================
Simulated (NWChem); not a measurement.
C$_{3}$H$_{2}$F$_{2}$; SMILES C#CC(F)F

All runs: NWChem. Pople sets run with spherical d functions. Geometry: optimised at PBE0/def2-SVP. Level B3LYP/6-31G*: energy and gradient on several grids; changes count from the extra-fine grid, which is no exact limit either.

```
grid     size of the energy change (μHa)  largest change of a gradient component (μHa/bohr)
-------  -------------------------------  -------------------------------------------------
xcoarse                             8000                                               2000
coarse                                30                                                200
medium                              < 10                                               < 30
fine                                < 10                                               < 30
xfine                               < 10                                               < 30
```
================

▶ **ACTIVITY**
From the first line to the last, return the data exactly as written.

▶ **PROBLEM SOLUTION**
Simulated (NWChem); not a measurement.
C$_{3}$H$_{2}$F$_{2}$; SMILES C#CC(F)F

All runs: NWChem. Pople sets run with spherical d functions. Geometry: optimised at PBE0/def2-SVP. Level B3LYP/6-31G*: energy and gradient on several grids; changes count from the extra-fine grid, which is no exact limit either.

```
grid     size of the energy change (μHa)  largest change of a gradient component (μHa/bohr)
-------  -------------------------------  -------------------------------------------------
xcoarse                             8000                                               2000
coarse                                30                                                200
medium                              < 10                                               < 30
fine                                < 10                                               < 30
xfine                               < 10                                               < 30
```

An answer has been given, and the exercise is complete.